Work request – Restate, word for word, every line of the data.

Information given –
===============

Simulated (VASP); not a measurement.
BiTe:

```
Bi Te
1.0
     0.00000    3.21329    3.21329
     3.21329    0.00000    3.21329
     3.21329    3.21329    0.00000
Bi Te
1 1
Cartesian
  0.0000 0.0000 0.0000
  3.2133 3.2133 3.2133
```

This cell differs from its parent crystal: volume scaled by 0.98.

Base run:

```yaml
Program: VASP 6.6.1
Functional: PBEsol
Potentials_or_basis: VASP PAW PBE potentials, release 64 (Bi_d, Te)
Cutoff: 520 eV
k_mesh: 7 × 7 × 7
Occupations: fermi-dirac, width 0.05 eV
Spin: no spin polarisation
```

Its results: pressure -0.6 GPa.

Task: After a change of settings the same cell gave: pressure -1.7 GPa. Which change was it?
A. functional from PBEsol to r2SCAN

===============

Exercise answer –
Simulated (VASP); not a measurement.
BiTe:

```
Bi Te
1.0
     0.00000    3.21329    3.21329
     3.21329    0.00000    3.21329
     3.21329    3.21329    0.00000
Bi Te
1 1
Cartesian
  0.0000 0.0000 0.0000
  3.2133 3.2133 3.2133
```

This cell differs from its parent crystal: volume scaled by 0.98.

Base run:

```yaml
Program: VASP 6.6.1
Functional: PBEsol
Potentials_or_basis: VASP PAW PBE potentials, release 64 (Bi_d, Te)
Cutoff: 520 eV
k_mesh: 7 × 7 × 7
Occupations: fermi-dirac, width 0.05 eV
Spin: no spin polarisation
```

Its results: pressure -0.6 GPa.

Task: After a change of settings the same cell gave: pressure -1.7 GPa. Which change was it?
A. functional from PBEsol to r2SCAN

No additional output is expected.